TASK ITEM: I would like every record below transcribed exactly as it is.

#####

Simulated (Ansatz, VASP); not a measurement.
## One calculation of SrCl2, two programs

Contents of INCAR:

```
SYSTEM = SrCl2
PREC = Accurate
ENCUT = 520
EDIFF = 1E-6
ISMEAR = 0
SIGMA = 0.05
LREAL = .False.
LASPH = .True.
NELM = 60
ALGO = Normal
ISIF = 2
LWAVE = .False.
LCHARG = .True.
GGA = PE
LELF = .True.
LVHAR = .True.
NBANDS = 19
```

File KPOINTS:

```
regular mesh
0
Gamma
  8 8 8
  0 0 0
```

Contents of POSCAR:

#####

EXERCISE OUTPUT:
Simulated (Ansatz, VASP); not a measurement.
## One calculation of SrCl2, two programs

Contents of INCAR:

```
SYSTEM = SrCl2
PREC = Accurate
ENCUT = 520
EDIFF = 1E-6
ISMEAR = 0
SIGMA = 0.05
LREAL = .False.
LASPH = .True.
NELM = 60
ALGO = Normal
ISIF = 2
LWAVE = .False.
LCHARG = .True.
GGA = PE
LELF = .True.
LVHAR = .True.
NBANDS = 19
```

File KPOINTS:

```
regular mesh
0
Gamma
  8 8 8
  0 0 0
```

Contents of POSCAR:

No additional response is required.